• **Dataset excerpts**:
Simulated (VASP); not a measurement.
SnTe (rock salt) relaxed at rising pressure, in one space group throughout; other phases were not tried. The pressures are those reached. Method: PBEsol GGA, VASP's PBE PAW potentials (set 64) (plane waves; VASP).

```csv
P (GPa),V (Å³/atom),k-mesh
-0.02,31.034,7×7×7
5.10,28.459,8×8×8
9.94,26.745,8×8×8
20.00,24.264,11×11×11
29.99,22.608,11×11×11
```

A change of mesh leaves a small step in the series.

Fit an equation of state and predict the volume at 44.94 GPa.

• **Exercise**: Retype every line of the material exactly.

• **Expected answer**:
Simulated (VASP); not a measurement.
SnTe (rock salt) relaxed at rising pressure, in one space group throughout; other phases were not tried. The pressures are those reached. Method: PBEsol GGA, VASP's PBE PAW potentials (set 64) (plane waves; VASP).

```csv
P (GPa),V (Å³/atom),k-mesh
-0.02,31.034,7×7×7
5.10,28.459,8×8×8
9.94,26.745,8×8×8
20.00,24.264,11×11×11
29.99,22.608,11×11×11
```

A change of mesh leaves a small step in the series.

Fit an equation of state and predict the volume at 44.94 GPa.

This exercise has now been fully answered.